(Beginning of Supplied information)

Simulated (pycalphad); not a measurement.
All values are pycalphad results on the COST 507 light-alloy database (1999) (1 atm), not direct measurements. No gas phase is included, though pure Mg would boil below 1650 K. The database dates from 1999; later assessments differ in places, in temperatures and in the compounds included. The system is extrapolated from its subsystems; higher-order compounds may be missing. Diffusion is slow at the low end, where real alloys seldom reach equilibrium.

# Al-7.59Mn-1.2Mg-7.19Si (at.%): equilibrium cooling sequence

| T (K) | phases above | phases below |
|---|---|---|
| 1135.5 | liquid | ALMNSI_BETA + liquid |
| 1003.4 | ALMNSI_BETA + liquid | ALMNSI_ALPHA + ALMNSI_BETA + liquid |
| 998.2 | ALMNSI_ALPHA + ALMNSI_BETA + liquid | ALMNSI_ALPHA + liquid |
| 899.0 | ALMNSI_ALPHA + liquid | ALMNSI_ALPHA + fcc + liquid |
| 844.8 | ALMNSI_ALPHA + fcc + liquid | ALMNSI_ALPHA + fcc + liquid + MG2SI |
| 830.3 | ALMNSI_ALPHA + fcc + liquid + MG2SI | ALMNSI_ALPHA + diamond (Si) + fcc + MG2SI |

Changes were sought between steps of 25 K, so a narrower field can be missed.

(End of Supplied information)

Assigned task: Transcribe the records above exactly, keeping every line.

Expected answer:
Simulated (pycalphad); not a measurement.
All values are pycalphad results on the COST 507 light-alloy database (1999) (1 atm), not direct measurements. No gas phase is included, though pure Mg would boil below 1650 K. The database dates from 1999; later assessments differ in places, in temperatures and in the compounds included. The system is extrapolated from its subsystems; higher-order compounds may be missing. Diffusion is slow at the low end, where real alloys seldom reach equilibrium.

# Al-7.59Mn-1.2Mg-7.19Si (at.%): equilibrium cooling sequence

| T (K) | phases above | phases below |
|---|---|---|
| 1135.5 | liquid | ALMNSI_BETA + liquid |
| 1003.4 | ALMNSI_BETA + liquid | ALMNSI_ALPHA + ALMNSI_BETA + liquid |
| 998.2 | ALMNSI_ALPHA + ALMNSI_BETA + liquid | ALMNSI_ALPHA + liquid |
| 899.0 | ALMNSI_ALPHA + liquid | ALMNSI_ALPHA + fcc + liquid |
| 844.8 | ALMNSI_ALPHA + fcc + liquid | ALMNSI_ALPHA + fcc + liquid + MG2SI |
| 830.3 | ALMNSI_ALPHA + fcc + liquid + MG2SI | ALMNSI_ALPHA + diamond (Si) + fcc + MG2SI |

Changes were sought between steps of 25 K, so a narrower field can be missed.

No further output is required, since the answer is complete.